Transcribe the records that follow, preserving every word.

+--

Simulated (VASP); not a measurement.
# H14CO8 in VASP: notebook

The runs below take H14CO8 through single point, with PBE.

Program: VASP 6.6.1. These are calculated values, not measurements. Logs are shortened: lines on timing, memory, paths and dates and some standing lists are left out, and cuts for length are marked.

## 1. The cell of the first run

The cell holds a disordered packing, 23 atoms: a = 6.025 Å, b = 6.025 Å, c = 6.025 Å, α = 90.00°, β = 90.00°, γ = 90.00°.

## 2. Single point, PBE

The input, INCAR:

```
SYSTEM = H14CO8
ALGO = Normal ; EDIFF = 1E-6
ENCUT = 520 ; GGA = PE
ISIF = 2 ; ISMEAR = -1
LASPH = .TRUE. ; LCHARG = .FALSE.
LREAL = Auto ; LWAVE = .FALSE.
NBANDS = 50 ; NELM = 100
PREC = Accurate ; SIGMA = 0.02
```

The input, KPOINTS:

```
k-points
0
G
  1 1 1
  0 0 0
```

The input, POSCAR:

+--

### Expected answer
Simulated (VASP); not a measurement.
# H14CO8 in VASP: notebook

The runs below take H14CO8 through single point, with PBE.

Program: VASP 6.6.1. These are calculated values, not measurements. Logs are shortened: lines on timing, memory, paths and dates and some standing lists are left out, and cuts for length are marked.

## 1. The cell of the first run

The cell holds a disordered packing, 23 atoms: a = 6.025 Å, b = 6.025 Å, c = 6.025 Å, α = 90.00°, β = 90.00°, γ = 90.00°.

## 2. Single point, PBE

The input, INCAR:

```
SYSTEM = H14CO8
ALGO = Normal ; EDIFF = 1E-6
ENCUT = 520 ; GGA = PE
ISIF = 2 ; ISMEAR = -1
LASPH = .TRUE. ; LCHARG = .FALSE.
LREAL = Auto ; LWAVE = .FALSE.
NBANDS = 50 ; NELM = 100
PREC = Accurate ; SIGMA = 0.02
```

The input, KPOINTS:

```
k-points
0
G
  1 1 1
  0 0 0
```

The input, POSCAR:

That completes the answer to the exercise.